^^^^

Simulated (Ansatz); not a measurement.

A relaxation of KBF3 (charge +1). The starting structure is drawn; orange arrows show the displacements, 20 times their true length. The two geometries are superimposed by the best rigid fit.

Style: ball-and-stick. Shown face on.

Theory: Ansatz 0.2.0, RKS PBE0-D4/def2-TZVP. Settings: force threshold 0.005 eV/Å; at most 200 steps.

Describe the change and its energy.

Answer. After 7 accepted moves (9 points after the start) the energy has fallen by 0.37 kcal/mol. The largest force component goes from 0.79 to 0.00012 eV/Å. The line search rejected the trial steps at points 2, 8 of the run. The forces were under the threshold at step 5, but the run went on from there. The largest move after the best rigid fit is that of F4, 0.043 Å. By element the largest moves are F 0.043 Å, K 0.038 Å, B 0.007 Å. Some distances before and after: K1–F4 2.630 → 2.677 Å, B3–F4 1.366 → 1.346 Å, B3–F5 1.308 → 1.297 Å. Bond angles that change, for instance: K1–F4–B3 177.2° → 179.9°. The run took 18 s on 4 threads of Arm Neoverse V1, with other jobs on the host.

^^^^

[Work task] What you return should be exactly the lines above, starting at the one with "A relaxation of" and ending at the one with "Describe the change and its energy.", and nothing else.

[Your solution]
A relaxation of KBF3 (charge +1). The starting structure is drawn; orange arrows show the displacements, 20 times their true length. The two geometries are superimposed by the best rigid fit.

Style: ball-and-stick. Shown face on.

Theory: Ansatz 0.2.0, RKS PBE0-D4/def2-TZVP. Settings: force threshold 0.005 eV/Å; at most 200 steps.

Describe the change and its energy.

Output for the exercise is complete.